WORK ORDER >> Please repeat each of the records that follow, exactly as written.

(EXERCISE DATA begins)
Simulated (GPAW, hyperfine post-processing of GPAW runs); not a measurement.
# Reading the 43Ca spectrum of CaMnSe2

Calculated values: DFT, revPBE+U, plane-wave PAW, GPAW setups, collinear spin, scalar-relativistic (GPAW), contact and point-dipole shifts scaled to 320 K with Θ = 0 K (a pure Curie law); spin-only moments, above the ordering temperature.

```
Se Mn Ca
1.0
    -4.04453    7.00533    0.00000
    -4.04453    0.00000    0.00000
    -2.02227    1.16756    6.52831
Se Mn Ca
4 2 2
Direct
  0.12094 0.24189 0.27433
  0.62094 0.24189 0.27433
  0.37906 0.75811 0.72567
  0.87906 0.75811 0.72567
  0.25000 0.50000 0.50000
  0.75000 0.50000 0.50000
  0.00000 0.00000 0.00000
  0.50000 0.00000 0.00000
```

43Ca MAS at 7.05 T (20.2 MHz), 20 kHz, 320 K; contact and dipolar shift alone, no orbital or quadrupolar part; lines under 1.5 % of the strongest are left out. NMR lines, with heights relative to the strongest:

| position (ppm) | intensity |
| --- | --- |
(EXERCISE DATA ends)

ANSWER SPACE >>
Simulated (GPAW, hyperfine post-processing of GPAW runs); not a measurement.
# Reading the 43Ca spectrum of CaMnSe2

Calculated values: DFT, revPBE+U, plane-wave PAW, GPAW setups, collinear spin, scalar-relativistic (GPAW), contact and point-dipole shifts scaled to 320 K with Θ = 0 K (a pure Curie law); spin-only moments, above the ordering temperature.

```
Se Mn Ca
1.0
    -4.04453    7.00533    0.00000
    -4.04453    0.00000    0.00000
    -2.02227    1.16756    6.52831
Se Mn Ca
4 2 2
Direct
  0.12094 0.24189 0.27433
  0.62094 0.24189 0.27433
  0.37906 0.75811 0.72567
  0.87906 0.75811 0.72567
  0.25000 0.50000 0.50000
  0.75000 0.50000 0.50000
  0.00000 0.00000 0.00000
  0.50000 0.00000 0.00000
```

43Ca MAS at 7.05 T (20.2 MHz), 20 kHz, 320 K; contact and dipolar shift alone, no orbital or quadrupolar part; lines under 1.5 % of the strongest are left out. NMR lines, with heights relative to the strongest:

| position (ppm) | intensity |
| --- | --- |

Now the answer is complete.